════════════════
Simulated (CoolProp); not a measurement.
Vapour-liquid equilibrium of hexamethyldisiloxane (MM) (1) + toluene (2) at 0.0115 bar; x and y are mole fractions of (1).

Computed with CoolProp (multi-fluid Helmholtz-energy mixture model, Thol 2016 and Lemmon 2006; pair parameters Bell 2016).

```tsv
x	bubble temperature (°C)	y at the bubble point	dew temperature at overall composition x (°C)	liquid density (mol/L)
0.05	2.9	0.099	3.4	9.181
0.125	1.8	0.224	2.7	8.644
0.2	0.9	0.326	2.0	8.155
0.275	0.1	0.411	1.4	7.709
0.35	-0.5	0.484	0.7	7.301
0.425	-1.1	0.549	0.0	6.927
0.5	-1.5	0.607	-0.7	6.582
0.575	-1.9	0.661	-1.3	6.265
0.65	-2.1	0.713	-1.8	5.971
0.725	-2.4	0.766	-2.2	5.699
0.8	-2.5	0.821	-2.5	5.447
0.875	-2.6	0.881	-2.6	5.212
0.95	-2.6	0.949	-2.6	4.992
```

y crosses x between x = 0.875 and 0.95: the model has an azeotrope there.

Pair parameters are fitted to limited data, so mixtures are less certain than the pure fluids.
════════════════

:: Exercise ::
Go to the line in the material above that contains "Vapour-liquid equilibrium of" and copy exactly from there through the line that contains "y crosses x", stopping after it.

:: Answer space ::
Vapour-liquid equilibrium of hexamethyldisiloxane (MM) (1) + toluene (2) at 0.0115 bar; x and y are mole fractions of (1).

Computed with CoolProp (multi-fluid Helmholtz-energy mixture model, Thol 2016 and Lemmon 2006; pair parameters Bell 2016).

```tsv
x	bubble temperature (°C)	y at the bubble point	dew temperature at overall composition x (°C)	liquid density (mol/L)
0.05	2.9	0.099	3.4	9.181
0.125	1.8	0.224	2.7	8.644
0.2	0.9	0.326	2.0	8.155
0.275	0.1	0.411	1.4	7.709
0.35	-0.5	0.484	0.7	7.301
0.425	-1.1	0.549	0.0	6.927
0.5	-1.5	0.607	-0.7	6.582
0.575	-1.9	0.661	-1.3	6.265
0.65	-2.1	0.713	-1.8	5.971
0.725	-2.4	0.766	-2.2	5.699
0.8	-2.5	0.821	-2.5	5.447
0.875	-2.6	0.881	-2.6	5.212
0.95	-2.6	0.949	-2.6	4.992
```

y crosses x between x = 0.875 and 0.95: the model has an azeotrope there.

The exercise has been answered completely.